Top of Listed entries

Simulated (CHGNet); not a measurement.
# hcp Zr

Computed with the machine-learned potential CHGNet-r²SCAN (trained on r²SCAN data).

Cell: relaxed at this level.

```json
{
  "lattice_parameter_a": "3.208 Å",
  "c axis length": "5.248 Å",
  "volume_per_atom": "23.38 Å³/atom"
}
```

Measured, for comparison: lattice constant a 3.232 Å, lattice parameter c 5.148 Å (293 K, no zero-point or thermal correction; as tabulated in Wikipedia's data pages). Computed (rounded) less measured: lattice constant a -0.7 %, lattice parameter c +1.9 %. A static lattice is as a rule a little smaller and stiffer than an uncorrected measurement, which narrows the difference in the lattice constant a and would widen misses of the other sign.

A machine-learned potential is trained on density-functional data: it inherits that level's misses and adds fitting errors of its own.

Bottom of Listed entries

■ Assigned task ■
The output must consist solely of the lines from the first line of the records through the line containing "Measured, for comparison: lattice", reproduced exactly.

■ Answer space ■
Simulated (CHGNet); not a measurement.
# hcp Zr

Computed with the machine-learned potential CHGNet-r²SCAN (trained on r²SCAN data).

Cell: relaxed at this level.

```json
{
  "lattice_parameter_a": "3.208 Å",
  "c axis length": "5.248 Å",
  "volume_per_atom": "23.38 Å³/atom"
}
```

Measured, for comparison: lattice constant a 3.232 Å, lattice parameter c 5.148 Å (293 K, no zero-point or thermal correction; as tabulated in Wikipedia's data pages). Computed (rounded) less measured: lattice constant a -0.7 %, lattice parameter c +1.9 %. A static lattice is as a rule a little smaller and stiffer than an uncorrected measurement, which narrows the difference in the lattice constant a and would widen misses of the other sign.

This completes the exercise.